[Dataset excerpts]
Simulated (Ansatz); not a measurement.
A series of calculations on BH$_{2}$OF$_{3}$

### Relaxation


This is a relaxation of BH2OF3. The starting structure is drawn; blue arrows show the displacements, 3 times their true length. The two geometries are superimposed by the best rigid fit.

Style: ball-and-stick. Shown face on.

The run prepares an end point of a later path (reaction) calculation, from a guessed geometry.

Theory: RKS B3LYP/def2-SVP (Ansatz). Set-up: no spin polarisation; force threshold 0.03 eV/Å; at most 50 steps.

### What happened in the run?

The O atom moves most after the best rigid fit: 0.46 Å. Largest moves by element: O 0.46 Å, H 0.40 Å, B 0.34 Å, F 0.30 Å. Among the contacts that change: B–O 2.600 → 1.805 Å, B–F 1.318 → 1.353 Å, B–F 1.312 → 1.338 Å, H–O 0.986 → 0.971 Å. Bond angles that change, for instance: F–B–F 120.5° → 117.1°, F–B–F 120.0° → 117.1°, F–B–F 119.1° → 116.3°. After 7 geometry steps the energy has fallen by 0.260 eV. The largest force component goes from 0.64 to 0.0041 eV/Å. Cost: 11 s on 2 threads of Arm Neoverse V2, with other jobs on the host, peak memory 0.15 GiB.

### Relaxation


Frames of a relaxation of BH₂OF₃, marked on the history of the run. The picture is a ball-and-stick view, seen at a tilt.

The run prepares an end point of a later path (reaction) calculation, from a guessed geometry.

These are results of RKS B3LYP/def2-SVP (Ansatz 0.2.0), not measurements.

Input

[Work request] Taking the records above, retype every line from the one with "Style: ball-and-stick. Shown face on." down to the one with "### What happened in the run?", exactly and with nothing else.

[Problem solution]
Style: ball-and-stick. Shown face on.

The run prepares an end point of a later path (reaction) calculation, from a guessed geometry.

Theory: RKS B3LYP/def2-SVP (Ansatz). Set-up: no spin polarisation; force threshold 0.03 eV/Å; at most 50 steps.

### What happened in the run?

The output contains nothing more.